▶ _Extracted material_:
________
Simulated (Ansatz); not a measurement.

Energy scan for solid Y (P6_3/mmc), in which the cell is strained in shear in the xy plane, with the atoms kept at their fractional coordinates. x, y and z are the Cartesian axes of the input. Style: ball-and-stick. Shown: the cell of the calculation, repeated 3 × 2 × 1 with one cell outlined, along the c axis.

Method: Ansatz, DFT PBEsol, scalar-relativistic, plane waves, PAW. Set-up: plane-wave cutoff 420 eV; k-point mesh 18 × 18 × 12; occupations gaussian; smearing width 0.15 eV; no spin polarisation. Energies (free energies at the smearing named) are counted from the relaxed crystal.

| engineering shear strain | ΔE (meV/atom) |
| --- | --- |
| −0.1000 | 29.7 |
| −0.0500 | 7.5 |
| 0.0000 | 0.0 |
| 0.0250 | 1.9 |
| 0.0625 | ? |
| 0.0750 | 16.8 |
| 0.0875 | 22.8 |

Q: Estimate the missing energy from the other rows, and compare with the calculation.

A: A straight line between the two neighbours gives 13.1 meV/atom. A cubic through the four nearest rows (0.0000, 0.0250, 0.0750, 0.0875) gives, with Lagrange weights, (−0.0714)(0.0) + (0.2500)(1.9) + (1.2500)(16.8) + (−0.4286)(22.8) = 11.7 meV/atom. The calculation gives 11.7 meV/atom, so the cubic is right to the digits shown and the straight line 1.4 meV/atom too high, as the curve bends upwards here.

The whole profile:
________

▶ _Exercise_:
Your answer must be the lines above from the one containing "0.0625 | ? |" to the one containing "Q: Estimate the", both included, restated word for word.

▶ _Task response_:
| 0.0625 | ? |
| 0.0750 | 16.8 |
| 0.0875 | 22.8 |

Q: Estimate the missing energy from the other rows, and compare with the calculation.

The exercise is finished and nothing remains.